::::::
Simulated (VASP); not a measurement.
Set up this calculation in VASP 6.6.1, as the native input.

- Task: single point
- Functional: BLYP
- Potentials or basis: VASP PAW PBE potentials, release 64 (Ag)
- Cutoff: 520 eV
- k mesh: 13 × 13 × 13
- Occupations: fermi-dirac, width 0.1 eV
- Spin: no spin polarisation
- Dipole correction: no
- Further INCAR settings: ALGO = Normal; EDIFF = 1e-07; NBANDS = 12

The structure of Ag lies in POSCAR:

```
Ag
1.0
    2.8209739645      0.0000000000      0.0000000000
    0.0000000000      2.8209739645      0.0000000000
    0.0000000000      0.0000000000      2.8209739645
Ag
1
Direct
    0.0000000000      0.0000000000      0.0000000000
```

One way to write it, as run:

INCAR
::::::

▶ ACTION ITEM:
When the material above is given again, every line must match it exactly.

▶ TASK RESPONSE:
Simulated (VASP); not a measurement.
Set up this calculation in VASP 6.6.1, as the native input.

- Task: single point
- Functional: BLYP
- Potentials or basis: VASP PAW PBE potentials, release 64 (Ag)
- Cutoff: 520 eV
- k mesh: 13 × 13 × 13
- Occupations: fermi-dirac, width 0.1 eV
- Spin: no spin polarisation
- Dipole correction: no
- Further INCAR settings: ALGO = Normal; EDIFF = 1e-07; NBANDS = 12

The structure of Ag lies in POSCAR:

```
Ag
1.0
    2.8209739645      0.0000000000      0.0000000000
    0.0000000000      2.8209739645      0.0000000000
    0.0000000000      0.0000000000      2.8209739645
Ag
1
Direct
    0.0000000000      0.0000000000      0.0000000000
```

One way to write it, as run:

INCAR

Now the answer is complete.